* [Exercise]: The lines from the top of the records below through the one containing "The pressure is its mean diagonal, 16.18 GPa." are to be transcribed exactly, and nothing else is to be added.

* [Input data]:
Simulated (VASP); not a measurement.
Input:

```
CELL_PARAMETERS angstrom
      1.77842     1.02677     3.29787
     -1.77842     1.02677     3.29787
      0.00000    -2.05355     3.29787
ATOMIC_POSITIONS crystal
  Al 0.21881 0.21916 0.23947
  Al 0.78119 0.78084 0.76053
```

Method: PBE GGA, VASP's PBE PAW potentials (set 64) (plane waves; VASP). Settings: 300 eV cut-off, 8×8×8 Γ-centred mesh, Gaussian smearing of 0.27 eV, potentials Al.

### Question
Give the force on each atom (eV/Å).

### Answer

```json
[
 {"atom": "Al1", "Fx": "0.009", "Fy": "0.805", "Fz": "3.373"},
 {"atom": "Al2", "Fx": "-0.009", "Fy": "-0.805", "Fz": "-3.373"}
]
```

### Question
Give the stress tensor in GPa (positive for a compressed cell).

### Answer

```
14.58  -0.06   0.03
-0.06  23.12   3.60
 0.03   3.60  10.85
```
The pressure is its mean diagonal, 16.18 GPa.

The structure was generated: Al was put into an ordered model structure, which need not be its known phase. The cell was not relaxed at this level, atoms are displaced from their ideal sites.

* [Worked solution]:
Simulated (VASP); not a measurement.
Input:

```
CELL_PARAMETERS angstrom
      1.77842     1.02677     3.29787
     -1.77842     1.02677     3.29787
      0.00000    -2.05355     3.29787
ATOMIC_POSITIONS crystal
  Al 0.21881 0.21916 0.23947
  Al 0.78119 0.78084 0.76053
```

Method: PBE GGA, VASP's PBE PAW potentials (set 64) (plane waves; VASP). Settings: 300 eV cut-off, 8×8×8 Γ-centred mesh, Gaussian smearing of 0.27 eV, potentials Al.

### Question
Give the force on each atom (eV/Å).

### Answer

```json
[
 {"atom": "Al1", "Fx": "0.009", "Fy": "0.805", "Fz": "3.373"},
 {"atom": "Al2", "Fx": "-0.009", "Fy": "-0.805", "Fz": "-3.373"}
]
```

### Question
Give the stress tensor in GPa (positive for a compressed cell).

### Answer

```
14.58  -0.06   0.03
-0.06  23.12   3.60
 0.03   3.60  10.85
```
The pressure is its mean diagonal, 16.18 GPa.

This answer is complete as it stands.